Assignment:
In the listing below, locate the line that contains "mesh (eV): 1.84" and the line that contains "components (eV/Å): 0.069". Restate word for word those two lines and every line between them, and nothing else.

Data provided:
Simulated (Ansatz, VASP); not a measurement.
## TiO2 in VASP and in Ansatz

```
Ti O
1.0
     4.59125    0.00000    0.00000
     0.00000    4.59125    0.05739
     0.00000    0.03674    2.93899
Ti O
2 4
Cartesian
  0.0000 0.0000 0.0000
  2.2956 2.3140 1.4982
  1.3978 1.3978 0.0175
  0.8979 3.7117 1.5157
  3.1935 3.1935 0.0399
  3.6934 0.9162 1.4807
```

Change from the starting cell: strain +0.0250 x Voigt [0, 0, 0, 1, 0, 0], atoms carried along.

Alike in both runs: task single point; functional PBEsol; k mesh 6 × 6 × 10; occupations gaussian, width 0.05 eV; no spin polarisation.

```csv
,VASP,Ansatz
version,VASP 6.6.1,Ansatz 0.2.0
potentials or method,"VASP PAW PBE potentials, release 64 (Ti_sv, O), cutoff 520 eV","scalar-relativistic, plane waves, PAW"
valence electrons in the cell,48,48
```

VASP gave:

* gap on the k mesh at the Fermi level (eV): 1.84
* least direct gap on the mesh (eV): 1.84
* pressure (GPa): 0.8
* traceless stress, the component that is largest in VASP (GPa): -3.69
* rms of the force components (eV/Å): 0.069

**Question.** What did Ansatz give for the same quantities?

Answer space:
* least direct gap on the mesh (eV): 1.84
* pressure (GPa): 0.8
* traceless stress, the component that is largest in VASP (GPa): -3.69
* rms of the force components (eV/Å): 0.069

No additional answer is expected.